Answer with the exact lines of the following material from the one containing "Relaxed with LDA." through the one containing "Question: List the", both end lines included.

=== Begin Enclosure ===
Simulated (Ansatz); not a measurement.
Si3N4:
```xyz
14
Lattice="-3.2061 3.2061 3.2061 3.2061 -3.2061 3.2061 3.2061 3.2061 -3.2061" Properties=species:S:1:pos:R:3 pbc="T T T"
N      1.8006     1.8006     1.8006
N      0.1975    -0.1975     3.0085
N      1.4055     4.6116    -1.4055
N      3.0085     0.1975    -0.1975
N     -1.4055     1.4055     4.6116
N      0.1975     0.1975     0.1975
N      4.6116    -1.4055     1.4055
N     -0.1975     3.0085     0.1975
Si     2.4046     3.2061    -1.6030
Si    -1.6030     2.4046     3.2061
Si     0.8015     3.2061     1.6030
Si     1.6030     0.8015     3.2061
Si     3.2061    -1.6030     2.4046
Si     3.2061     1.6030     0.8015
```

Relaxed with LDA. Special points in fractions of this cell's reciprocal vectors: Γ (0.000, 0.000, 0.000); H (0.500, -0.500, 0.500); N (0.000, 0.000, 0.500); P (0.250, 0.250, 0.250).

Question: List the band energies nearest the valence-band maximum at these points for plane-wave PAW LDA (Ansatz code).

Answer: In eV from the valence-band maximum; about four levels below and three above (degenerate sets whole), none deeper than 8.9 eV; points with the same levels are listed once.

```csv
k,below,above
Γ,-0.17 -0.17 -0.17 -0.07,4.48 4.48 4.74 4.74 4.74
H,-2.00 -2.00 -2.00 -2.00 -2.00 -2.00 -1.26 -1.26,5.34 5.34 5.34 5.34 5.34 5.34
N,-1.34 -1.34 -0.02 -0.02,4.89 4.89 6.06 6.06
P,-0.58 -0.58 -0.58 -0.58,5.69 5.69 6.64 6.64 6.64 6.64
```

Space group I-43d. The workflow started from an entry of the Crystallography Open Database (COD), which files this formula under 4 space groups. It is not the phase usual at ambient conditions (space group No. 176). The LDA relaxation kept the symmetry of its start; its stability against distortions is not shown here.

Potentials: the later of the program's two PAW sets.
=== End Enclosure ===

### [Your solution]
Relaxed with LDA. Special points in fractions of this cell's reciprocal vectors: Γ (0.000, 0.000, 0.000); H (0.500, -0.500, 0.500); N (0.000, 0.000, 0.500); P (0.250, 0.250, 0.250).

Question: List the band energies nearest the valence-band maximum at these points for plane-wave PAW LDA (Ansatz code).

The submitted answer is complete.